Material provided:
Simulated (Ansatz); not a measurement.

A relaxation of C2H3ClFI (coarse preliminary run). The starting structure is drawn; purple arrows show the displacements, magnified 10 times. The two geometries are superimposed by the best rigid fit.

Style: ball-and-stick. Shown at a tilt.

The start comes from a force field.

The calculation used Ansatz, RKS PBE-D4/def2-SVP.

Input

Work item: The records above are to be repeated in full, word for word.

Task solution:
Simulated (Ansatz); not a measurement.

A relaxation of C2H3ClFI (coarse preliminary run). The starting structure is drawn; purple arrows show the displacements, magnified 10 times. The two geometries are superimposed by the best rigid fit.

Style: ball-and-stick. Shown at a tilt.

The start comes from a force field.

The calculation used Ansatz, RKS PBE-D4/def2-SVP.

Input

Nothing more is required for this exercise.